*Assignment*
What is needed here is an exact transcription of all the entries.

^^^^^^^^^^^^^^^^

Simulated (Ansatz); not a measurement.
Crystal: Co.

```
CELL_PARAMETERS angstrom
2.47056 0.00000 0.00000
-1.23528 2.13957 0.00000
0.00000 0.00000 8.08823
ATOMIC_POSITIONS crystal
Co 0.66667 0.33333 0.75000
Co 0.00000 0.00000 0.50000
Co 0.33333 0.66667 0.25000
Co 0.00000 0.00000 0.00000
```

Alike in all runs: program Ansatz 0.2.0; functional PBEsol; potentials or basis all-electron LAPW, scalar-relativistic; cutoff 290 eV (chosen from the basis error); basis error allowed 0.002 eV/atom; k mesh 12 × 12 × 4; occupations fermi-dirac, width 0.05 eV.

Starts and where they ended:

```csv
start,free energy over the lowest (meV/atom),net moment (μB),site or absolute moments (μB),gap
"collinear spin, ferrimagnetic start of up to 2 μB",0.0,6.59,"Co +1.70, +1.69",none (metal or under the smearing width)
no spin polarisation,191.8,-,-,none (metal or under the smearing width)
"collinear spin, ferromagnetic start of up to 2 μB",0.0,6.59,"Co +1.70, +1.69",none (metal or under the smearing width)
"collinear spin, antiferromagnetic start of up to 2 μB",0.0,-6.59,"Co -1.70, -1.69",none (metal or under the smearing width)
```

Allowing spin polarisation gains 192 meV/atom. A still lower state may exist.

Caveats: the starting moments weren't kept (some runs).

^^^^^^^^^^^^^^^^

*Exercise result*
Simulated (Ansatz); not a measurement.
Crystal: Co.

```
CELL_PARAMETERS angstrom
2.47056 0.00000 0.00000
-1.23528 2.13957 0.00000
0.00000 0.00000 8.08823
ATOMIC_POSITIONS crystal
Co 0.66667 0.33333 0.75000
Co 0.00000 0.00000 0.50000
Co 0.33333 0.66667 0.25000
Co 0.00000 0.00000 0.00000
```

Alike in all runs: program Ansatz 0.2.0; functional PBEsol; potentials or basis all-electron LAPW, scalar-relativistic; cutoff 290 eV (chosen from the basis error); basis error allowed 0.002 eV/atom; k mesh 12 × 12 × 4; occupations fermi-dirac, width 0.05 eV.

Starts and where they ended:

```csv
start,free energy over the lowest (meV/atom),net moment (μB),site or absolute moments (μB),gap
"collinear spin, ferrimagnetic start of up to 2 μB",0.0,6.59,"Co +1.70, +1.69",none (metal or under the smearing width)
no spin polarisation,191.8,-,-,none (metal or under the smearing width)
"collinear spin, ferromagnetic start of up to 2 μB",0.0,6.59,"Co +1.70, +1.69",none (metal or under the smearing width)
"collinear spin, antiferromagnetic start of up to 2 μB",0.0,-6.59,"Co -1.70, -1.69",none (metal or under the smearing width)
```

Allowing spin polarisation gains 192 meV/atom. A still lower state may exist.

Caveats: the starting moments weren't kept (some runs).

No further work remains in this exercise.